• TASK ITEM:
Among the entries below, one line contains "(2) P6_3/mmc (No. 194)." and another contains "(3) 27.40 Å³/atom.". Transcribe those two lines and every line between them, exactly.

____ PROVIDED MATERIAL

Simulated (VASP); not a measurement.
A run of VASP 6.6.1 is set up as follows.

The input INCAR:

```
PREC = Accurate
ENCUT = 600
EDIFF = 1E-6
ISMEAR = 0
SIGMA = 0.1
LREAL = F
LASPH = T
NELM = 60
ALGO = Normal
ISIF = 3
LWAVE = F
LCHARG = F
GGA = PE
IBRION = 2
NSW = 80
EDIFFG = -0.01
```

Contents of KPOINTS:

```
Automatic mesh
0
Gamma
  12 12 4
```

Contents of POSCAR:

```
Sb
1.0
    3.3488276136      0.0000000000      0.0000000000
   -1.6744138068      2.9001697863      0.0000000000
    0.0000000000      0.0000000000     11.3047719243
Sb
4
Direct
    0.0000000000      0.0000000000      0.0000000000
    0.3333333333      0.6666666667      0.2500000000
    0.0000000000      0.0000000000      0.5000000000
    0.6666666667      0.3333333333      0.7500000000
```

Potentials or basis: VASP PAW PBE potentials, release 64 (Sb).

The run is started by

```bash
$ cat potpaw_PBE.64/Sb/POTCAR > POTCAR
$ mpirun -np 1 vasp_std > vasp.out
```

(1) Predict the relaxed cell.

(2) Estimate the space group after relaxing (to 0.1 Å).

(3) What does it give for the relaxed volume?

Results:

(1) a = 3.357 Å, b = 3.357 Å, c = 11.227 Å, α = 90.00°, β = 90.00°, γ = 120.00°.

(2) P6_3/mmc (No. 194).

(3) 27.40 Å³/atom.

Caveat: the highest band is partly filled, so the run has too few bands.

________

• WRITTEN RESPONSE:
(2) P6_3/mmc (No. 194).

(3) 27.40 Å³/atom.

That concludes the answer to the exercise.